EXERCISE ::
Set down the entries below exactly as written.

(GIVEN INFORMATION begins)

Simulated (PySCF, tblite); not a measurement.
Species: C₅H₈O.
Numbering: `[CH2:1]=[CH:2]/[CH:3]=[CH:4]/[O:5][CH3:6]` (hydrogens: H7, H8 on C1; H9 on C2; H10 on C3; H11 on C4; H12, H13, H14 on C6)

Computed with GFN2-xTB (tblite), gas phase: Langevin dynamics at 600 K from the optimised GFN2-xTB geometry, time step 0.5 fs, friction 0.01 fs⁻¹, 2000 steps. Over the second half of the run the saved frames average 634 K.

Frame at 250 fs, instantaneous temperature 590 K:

(GIVEN INFORMATION ends)

WRITTEN REPLY ::
Simulated (PySCF, tblite); not a measurement.
Species: C₅H₈O.
Numbering: `[CH2:1]=[CH:2]/[CH:3]=[CH:4]/[O:5][CH3:6]` (hydrogens: H7, H8 on C1; H9 on C2; H10 on C3; H11 on C4; H12, H13, H14 on C6)

Computed with GFN2-xTB (tblite), gas phase: Langevin dynamics at 600 K from the optimised GFN2-xTB geometry, time step 0.5 fs, friction 0.01 fs⁻¹, 2000 steps. Over the second half of the run the saved frames average 634 K.

Frame at 250 fs, instantaneous temperature 590 K:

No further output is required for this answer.